Work order: Look in the material below for the line holding "Solution. −0.52 eV/atom.". Set it down exactly, with each later line up to and including the line holding "Solution. Yes, bands".

Entries provided:
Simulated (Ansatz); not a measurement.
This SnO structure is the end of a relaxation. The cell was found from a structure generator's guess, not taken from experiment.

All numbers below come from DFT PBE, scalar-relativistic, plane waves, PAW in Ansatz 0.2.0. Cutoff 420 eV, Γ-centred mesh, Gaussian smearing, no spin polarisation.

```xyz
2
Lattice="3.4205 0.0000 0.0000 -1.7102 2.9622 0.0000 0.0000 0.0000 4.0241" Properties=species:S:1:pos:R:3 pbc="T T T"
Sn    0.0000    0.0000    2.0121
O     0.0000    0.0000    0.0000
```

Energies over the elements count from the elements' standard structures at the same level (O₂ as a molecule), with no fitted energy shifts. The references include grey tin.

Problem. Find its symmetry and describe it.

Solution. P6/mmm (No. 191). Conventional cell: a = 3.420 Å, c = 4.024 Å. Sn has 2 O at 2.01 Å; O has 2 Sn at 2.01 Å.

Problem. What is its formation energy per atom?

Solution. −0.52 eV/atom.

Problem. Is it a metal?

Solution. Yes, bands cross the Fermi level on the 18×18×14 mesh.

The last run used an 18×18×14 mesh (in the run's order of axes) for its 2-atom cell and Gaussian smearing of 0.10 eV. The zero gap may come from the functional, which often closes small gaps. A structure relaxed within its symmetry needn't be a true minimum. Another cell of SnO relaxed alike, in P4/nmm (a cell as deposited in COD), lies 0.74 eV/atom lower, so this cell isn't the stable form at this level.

Answer area:
Solution. −0.52 eV/atom.

Problem. Is it a metal?

Solution. Yes, bands cross the Fermi level on the 18×18×14 mesh.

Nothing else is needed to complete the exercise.